Your task is to copy the stretch of lines in the records below that begins with the line containing "VASP 6.6.1 |" and ends with the line containing "width 0.1 eV |", exactly as written, with nothing added.

Source data:
○ ○ ○ ○ ○ ○ ○

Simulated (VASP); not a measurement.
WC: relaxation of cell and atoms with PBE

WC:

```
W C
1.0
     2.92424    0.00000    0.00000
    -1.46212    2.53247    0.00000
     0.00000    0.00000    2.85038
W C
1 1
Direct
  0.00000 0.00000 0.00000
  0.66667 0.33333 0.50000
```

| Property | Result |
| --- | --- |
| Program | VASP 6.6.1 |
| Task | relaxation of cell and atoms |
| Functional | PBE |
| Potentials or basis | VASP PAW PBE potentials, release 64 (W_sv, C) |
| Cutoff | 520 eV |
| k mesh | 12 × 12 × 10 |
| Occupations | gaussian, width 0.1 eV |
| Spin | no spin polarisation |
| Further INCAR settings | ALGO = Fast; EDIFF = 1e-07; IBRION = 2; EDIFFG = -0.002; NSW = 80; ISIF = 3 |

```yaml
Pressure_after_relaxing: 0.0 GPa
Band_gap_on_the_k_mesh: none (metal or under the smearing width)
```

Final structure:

○ ○ ○ ○ ○ ○ ○

Written response:
| Program | VASP 6.6.1 |
| Task | relaxation of cell and atoms |
| Functional | PBE |
| Potentials or basis | VASP PAW PBE potentials, release 64 (W_sv, C) |
| Cutoff | 520 eV |
| k mesh | 12 × 12 × 10 |
| Occupations | gaussian, width 0.1 eV |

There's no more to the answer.